§ **WORK ORDER**
This exercise needs the complete data reproduced exactly.

§ **DATA FOR ANALYSIS**
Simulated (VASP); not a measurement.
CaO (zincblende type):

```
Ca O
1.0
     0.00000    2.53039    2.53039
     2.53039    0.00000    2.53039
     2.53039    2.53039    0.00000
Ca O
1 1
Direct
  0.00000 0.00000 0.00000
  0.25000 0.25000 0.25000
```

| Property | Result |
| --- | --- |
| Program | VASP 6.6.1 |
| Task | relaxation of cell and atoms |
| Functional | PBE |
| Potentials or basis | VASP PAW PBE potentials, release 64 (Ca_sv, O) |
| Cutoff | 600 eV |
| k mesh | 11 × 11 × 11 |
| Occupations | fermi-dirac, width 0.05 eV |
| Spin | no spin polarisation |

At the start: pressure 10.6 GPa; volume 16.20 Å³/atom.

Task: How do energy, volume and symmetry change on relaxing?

§ **RESPONSE**
Simulated (VASP); not a measurement.
CaO (zincblende type):

```
Ca O
1.0
     0.00000    2.53039    2.53039
     2.53039    0.00000    2.53039
     2.53039    2.53039    0.00000
Ca O
1 1
Direct
  0.00000 0.00000 0.00000
  0.25000 0.25000 0.25000
```

| Property | Result |
| --- | --- |
| Program | VASP 6.6.1 |
| Task | relaxation of cell and atoms |
| Functional | PBE |
| Potentials or basis | VASP PAW PBE potentials, release 64 (Ca_sv, O) |
| Cutoff | 600 eV |
| k mesh | 11 × 11 × 11 |
| Occupations | fermi-dirac, width 0.05 eV |
| Spin | no spin polarisation |

At the start: pressure 10.6 GPa; volume 16.20 Å³/atom.

Task: How do energy, volume and symmetry change on relaxing?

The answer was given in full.